=== Begin Enclosure ===

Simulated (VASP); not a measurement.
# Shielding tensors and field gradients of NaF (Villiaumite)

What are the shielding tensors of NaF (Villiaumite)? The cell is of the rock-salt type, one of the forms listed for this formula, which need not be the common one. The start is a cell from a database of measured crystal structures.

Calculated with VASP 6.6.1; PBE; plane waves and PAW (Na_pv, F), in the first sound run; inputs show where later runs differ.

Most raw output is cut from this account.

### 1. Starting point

=== End Enclosure ===

▸ **Assignment**
All of the material above must be transcribed exactly, with no line dropped.

▸ **Exercise result**
Simulated (VASP); not a measurement.
# Shielding tensors and field gradients of NaF (Villiaumite)

What are the shielding tensors of NaF (Villiaumite)? The cell is of the rock-salt type, one of the forms listed for this formula, which need not be the common one. The start is a cell from a database of measured crystal structures.

Calculated with VASP 6.6.1; PBE; plane waves and PAW (Na_pv, F), in the first sound run; inputs show where later runs differ.

Most raw output is cut from this account.

### 1. Starting point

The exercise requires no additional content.